*** Begin section ***

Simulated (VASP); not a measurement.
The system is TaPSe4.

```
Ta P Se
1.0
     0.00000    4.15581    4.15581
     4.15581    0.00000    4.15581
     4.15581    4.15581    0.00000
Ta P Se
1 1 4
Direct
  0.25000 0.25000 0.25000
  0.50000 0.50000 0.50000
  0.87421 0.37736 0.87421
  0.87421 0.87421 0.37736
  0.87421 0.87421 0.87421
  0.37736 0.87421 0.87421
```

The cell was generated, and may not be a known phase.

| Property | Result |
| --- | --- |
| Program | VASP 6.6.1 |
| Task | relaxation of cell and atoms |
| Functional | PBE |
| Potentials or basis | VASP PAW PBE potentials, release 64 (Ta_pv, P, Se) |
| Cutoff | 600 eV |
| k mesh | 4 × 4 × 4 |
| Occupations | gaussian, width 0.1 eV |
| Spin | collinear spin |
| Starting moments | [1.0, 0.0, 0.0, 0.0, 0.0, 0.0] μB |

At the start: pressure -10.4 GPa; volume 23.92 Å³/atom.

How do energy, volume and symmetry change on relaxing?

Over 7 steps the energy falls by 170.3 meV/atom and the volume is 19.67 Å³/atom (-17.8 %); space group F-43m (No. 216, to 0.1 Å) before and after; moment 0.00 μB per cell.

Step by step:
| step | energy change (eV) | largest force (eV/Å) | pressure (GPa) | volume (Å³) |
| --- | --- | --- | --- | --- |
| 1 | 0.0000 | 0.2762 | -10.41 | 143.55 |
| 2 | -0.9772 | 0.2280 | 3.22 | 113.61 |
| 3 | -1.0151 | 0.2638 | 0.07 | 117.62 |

*** End section ***

--- Work order ---
A word-for-word restatement of all the records is required.

--- Task output ---
Simulated (VASP); not a measurement.
The system is TaPSe4.

```
Ta P Se
1.0
     0.00000    4.15581    4.15581
     4.15581    0.00000    4.15581
     4.15581    4.15581    0.00000
Ta P Se
1 1 4
Direct
  0.25000 0.25000 0.25000
  0.50000 0.50000 0.50000
  0.87421 0.37736 0.87421
  0.87421 0.87421 0.37736
  0.87421 0.87421 0.87421
  0.37736 0.87421 0.87421
```

The cell was generated, and may not be a known phase.

| Property | Result |
| --- | --- |
| Program | VASP 6.6.1 |
| Task | relaxation of cell and atoms |
| Functional | PBE |
| Potentials or basis | VASP PAW PBE potentials, release 64 (Ta_pv, P, Se) |
| Cutoff | 600 eV |
| k mesh | 4 × 4 × 4 |
| Occupations | gaussian, width 0.1 eV |
| Spin | collinear spin |
| Starting moments | [1.0, 0.0, 0.0, 0.0, 0.0, 0.0] μB |

At the start: pressure -10.4 GPa; volume 23.92 Å³/atom.

How do energy, volume and symmetry change on relaxing?

Over 7 steps the energy falls by 170.3 meV/atom and the volume is 19.67 Å³/atom (-17.8 %); space group F-43m (No. 216, to 0.1 Å) before and after; moment 0.00 μB per cell.

Step by step:
| step | energy change (eV) | largest force (eV/Å) | pressure (GPa) | volume (Å³) |
| --- | --- | --- | --- | --- |
| 1 | 0.0000 | 0.2762 | -10.41 | 143.55 |
| 2 | -0.9772 | 0.2280 | 3.22 | 113.61 |
| 3 | -1.0151 | 0.2638 | 0.07 | 117.62 |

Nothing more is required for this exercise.